→ **Work task**
The records below should be set down in full, please, without any change.

→ **Provided material**

===============

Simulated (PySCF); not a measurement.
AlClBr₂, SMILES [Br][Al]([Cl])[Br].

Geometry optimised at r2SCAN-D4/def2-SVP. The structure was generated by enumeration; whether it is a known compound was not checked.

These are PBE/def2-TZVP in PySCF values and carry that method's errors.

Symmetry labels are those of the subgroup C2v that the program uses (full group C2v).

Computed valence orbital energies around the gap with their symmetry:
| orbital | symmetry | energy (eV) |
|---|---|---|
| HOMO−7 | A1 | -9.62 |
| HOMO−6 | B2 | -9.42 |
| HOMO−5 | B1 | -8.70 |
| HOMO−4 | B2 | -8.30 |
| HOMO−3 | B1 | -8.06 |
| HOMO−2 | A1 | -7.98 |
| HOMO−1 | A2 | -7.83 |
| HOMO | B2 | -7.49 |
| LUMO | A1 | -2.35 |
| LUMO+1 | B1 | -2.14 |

===============

→ **Response area**
Simulated (PySCF); not a measurement.
AlClBr₂, SMILES [Br][Al]([Cl])[Br].

Geometry optimised at r2SCAN-D4/def2-SVP. The structure was generated by enumeration; whether it is a known compound was not checked.

These are PBE/def2-TZVP in PySCF values and carry that method's errors.

Symmetry labels are those of the subgroup C2v that the program uses (full group C2v).

Computed valence orbital energies around the gap with their symmetry:
| orbital | symmetry | energy (eV) |
|---|---|---|
| HOMO−7 | A1 | -9.62 |
| HOMO−6 | B2 | -9.42 |
| HOMO−5 | B1 | -8.70 |
| HOMO−4 | B2 | -8.30 |
| HOMO−3 | B1 | -8.06 |
| HOMO−2 | A1 | -7.98 |
| HOMO−1 | A2 | -7.83 |
| HOMO | B2 | -7.49 |
| LUMO | A1 | -2.35 |
| LUMO+1 | B1 | -2.14 |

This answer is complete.